DATASET RECORDS:
BEGIN

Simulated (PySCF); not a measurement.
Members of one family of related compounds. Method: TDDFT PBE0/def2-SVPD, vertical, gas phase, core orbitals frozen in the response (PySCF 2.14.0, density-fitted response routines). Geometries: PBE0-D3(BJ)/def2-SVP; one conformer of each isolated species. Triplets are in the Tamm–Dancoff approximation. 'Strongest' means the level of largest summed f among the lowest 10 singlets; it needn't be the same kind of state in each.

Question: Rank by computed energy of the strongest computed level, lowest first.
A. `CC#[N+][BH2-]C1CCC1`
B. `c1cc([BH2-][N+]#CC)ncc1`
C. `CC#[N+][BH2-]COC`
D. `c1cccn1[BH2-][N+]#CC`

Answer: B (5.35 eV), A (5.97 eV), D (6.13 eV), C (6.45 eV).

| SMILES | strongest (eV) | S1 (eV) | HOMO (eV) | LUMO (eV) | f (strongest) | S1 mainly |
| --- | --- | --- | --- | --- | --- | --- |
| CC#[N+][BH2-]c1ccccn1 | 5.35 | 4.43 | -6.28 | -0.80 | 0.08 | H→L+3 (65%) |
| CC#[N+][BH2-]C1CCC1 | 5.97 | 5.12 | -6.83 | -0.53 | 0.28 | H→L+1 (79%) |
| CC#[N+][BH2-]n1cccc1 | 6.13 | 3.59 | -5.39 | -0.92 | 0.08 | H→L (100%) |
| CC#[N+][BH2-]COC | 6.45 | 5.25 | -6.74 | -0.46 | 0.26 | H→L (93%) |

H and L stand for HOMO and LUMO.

END

ACTIVITY: Only the lines above from the line with "H→L+1 (79%) |" to the line with "0.26 | H→L (93%) |", those two lines included, should be reproduced exactly.

ANSWER AREA:
| CC#[N+][BH2-]C1CCC1 | 5.97 | 5.12 | -6.83 | -0.53 | 0.28 | H→L+1 (79%) |
| CC#[N+][BH2-]n1cccc1 | 6.13 | 3.59 | -5.39 | -0.92 | 0.08 | H→L (100%) |
| CC#[N+][BH2-]COC | 6.45 | 5.25 | -6.74 | -0.46 | 0.26 | H→L (93%) |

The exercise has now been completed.